- _EXTRACTED DATA_

= Beginning of Section =

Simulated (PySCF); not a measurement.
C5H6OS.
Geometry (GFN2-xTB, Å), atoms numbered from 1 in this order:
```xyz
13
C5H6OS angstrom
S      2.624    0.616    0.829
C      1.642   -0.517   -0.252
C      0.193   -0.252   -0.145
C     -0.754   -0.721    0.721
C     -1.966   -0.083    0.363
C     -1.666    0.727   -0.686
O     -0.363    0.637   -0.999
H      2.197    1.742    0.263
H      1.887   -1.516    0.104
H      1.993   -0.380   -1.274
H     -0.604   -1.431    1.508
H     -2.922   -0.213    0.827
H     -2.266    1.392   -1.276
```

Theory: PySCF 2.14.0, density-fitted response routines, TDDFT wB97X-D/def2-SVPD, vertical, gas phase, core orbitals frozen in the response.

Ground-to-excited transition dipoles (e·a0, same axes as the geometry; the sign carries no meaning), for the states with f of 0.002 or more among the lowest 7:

= End of Section =

Give the entries again exactly as they stand.

Simulated (PySCF); not a measurement.
C5H6OS.
Geometry (GFN2-xTB, Å), atoms numbered from 1 in this order:
```xyz
13
C5H6OS angstrom
S      2.624    0.616    0.829
C      1.642   -0.517   -0.252
C      0.193   -0.252   -0.145
C     -0.754   -0.721    0.721
C     -1.966   -0.083    0.363
C     -1.666    0.727   -0.686
O     -0.363    0.637   -0.999
H      2.197    1.742    0.263
H      1.887   -1.516    0.104
H      1.993   -0.380   -1.274
H     -0.604   -1.431    1.508
H     -2.922   -0.213    0.827
H     -2.266    1.392   -1.276
```

Theory: PySCF 2.14.0, density-fitted response routines, TDDFT wB97X-D/def2-SVPD, vertical, gas phase, core orbitals frozen in the response.

Ground-to-excited transition dipoles (e·a0, same axes as the geometry; the sign carries no meaning), for the states with f of 0.002 or more among the lowest 7:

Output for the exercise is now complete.